**ACTIVITY**
Up through the line that contains "F₂ | 26786 |", retype the entries exactly, beginning at the very first line.

**SUPPLIED ENTRIES**

◇ ◇ ◇

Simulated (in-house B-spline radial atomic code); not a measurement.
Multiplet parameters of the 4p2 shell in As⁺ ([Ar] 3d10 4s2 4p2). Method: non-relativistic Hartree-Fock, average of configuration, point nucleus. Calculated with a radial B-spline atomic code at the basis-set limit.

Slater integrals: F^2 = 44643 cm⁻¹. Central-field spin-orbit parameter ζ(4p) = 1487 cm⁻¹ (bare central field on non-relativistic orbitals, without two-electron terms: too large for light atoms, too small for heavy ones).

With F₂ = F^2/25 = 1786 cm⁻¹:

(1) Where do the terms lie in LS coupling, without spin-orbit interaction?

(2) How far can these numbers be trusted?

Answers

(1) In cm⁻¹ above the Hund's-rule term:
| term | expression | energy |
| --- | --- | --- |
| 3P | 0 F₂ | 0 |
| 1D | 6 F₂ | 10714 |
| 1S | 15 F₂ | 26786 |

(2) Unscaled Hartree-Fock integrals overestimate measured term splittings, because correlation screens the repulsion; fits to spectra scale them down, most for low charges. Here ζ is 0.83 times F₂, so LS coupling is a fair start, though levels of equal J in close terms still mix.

◇ ◇ ◇

**RESPONSE**
Simulated (in-house B-spline radial atomic code); not a measurement.
Multiplet parameters of the 4p2 shell in As⁺ ([Ar] 3d10 4s2 4p2). Method: non-relativistic Hartree-Fock, average of configuration, point nucleus. Calculated with a radial B-spline atomic code at the basis-set limit.

Slater integrals: F^2 = 44643 cm⁻¹. Central-field spin-orbit parameter ζ(4p) = 1487 cm⁻¹ (bare central field on non-relativistic orbitals, without two-electron terms: too large for light atoms, too small for heavy ones).

With F₂ = F^2/25 = 1786 cm⁻¹:

(1) Where do the terms lie in LS coupling, without spin-orbit interaction?

(2) How far can these numbers be trusted?

Answers

(1) In cm⁻¹ above the Hund's-rule term:
| term | expression | energy |
| --- | --- | --- |
| 3P | 0 F₂ | 0 |
| 1D | 6 F₂ | 10714 |
| 1S | 15 F₂ | 26786 |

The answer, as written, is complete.